+ + + +
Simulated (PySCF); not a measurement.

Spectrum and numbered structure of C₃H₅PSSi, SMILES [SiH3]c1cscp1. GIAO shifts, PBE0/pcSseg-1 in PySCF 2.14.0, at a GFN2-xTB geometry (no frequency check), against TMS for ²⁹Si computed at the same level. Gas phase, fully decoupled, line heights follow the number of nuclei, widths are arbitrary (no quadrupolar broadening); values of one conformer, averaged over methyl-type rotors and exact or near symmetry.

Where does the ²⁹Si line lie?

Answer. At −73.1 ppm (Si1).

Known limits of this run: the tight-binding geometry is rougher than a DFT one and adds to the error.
+ + + +

- _Work item_
Transcribe the material above word for word.

- _Result_
Simulated (PySCF); not a measurement.

Spectrum and numbered structure of C₃H₅PSSi, SMILES [SiH3]c1cscp1. GIAO shifts, PBE0/pcSseg-1 in PySCF 2.14.0, at a GFN2-xTB geometry (no frequency check), against TMS for ²⁹Si computed at the same level. Gas phase, fully decoupled, line heights follow the number of nuclei, widths are arbitrary (no quadrupolar broadening); values of one conformer, averaged over methyl-type rotors and exact or near symmetry.

Where does the ²⁹Si line lie?

Answer. At −73.1 ppm (Si1).

Known limits of this run: the tight-binding geometry is rougher than a DFT one and adds to the error.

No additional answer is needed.